▸ **Data extracts**

# # # #

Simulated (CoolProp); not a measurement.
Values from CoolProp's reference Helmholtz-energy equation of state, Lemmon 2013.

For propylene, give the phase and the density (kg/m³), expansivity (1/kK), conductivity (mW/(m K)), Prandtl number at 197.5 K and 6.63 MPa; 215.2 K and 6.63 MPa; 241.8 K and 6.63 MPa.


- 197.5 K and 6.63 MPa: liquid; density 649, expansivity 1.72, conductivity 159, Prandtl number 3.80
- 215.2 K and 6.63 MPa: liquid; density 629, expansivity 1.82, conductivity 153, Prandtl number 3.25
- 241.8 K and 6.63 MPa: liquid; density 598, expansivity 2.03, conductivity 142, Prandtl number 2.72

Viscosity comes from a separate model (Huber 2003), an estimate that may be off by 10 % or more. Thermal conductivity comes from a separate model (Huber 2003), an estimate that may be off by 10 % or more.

# # # #

▸ **Work item**
Copy out all the entries exactly once more.

▸ **Your response**
Simulated (CoolProp); not a measurement.
Values from CoolProp's reference Helmholtz-energy equation of state, Lemmon 2013.

For propylene, give the phase and the density (kg/m³), expansivity (1/kK), conductivity (mW/(m K)), Prandtl number at 197.5 K and 6.63 MPa; 215.2 K and 6.63 MPa; 241.8 K and 6.63 MPa.


- 197.5 K and 6.63 MPa: liquid; density 649, expansivity 1.72, conductivity 159, Prandtl number 3.80
- 215.2 K and 6.63 MPa: liquid; density 629, expansivity 1.82, conductivity 153, Prandtl number 3.25
- 241.8 K and 6.63 MPa: liquid; density 598, expansivity 2.03, conductivity 142, Prandtl number 2.72

Viscosity comes from a separate model (Huber 2003), an estimate that may be off by 10 % or more. Thermal conductivity comes from a separate model (Huber 2003), an estimate that may be off by 10 % or more.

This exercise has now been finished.